**Required action**
From the data below, copy exactly the lines that lie between the one holding "Cutoff | 600 eV |" and the one holding "These files were", including both, and nothing more.

**Source material**
<<<<

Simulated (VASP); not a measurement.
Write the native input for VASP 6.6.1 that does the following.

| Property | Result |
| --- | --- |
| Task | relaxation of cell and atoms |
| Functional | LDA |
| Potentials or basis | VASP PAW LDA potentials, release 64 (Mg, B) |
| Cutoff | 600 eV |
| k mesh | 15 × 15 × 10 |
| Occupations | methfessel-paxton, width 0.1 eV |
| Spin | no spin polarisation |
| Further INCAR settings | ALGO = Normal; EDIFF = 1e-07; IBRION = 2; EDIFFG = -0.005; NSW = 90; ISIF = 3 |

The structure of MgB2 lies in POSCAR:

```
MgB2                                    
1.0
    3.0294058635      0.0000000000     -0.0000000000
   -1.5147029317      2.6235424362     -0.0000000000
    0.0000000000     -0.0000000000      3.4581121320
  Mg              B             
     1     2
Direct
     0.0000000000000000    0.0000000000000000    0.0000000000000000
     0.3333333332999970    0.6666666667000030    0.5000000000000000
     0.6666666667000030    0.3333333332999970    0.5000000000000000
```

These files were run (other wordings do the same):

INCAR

>>>>

**Reply**
| Cutoff | 600 eV |
| k mesh | 15 × 15 × 10 |
| Occupations | methfessel-paxton, width 0.1 eV |
| Spin | no spin polarisation |
| Further INCAR settings | ALGO = Normal; EDIFF = 1e-07; IBRION = 2; EDIFFG = -0.005; NSW = 90; ISIF = 3 |

The structure of MgB2 lies in POSCAR:

```
MgB2                                    
1.0
    3.0294058635      0.0000000000     -0.0000000000
   -1.5147029317      2.6235424362     -0.0000000000
    0.0000000000     -0.0000000000      3.4581121320
  Mg              B             
     1     2
Direct
     0.0000000000000000    0.0000000000000000    0.0000000000000000
     0.3333333332999970    0.6666666667000030    0.5000000000000000
     0.6666666667000030    0.3333333332999970    0.5000000000000000
```

These files were run (other wordings do the same):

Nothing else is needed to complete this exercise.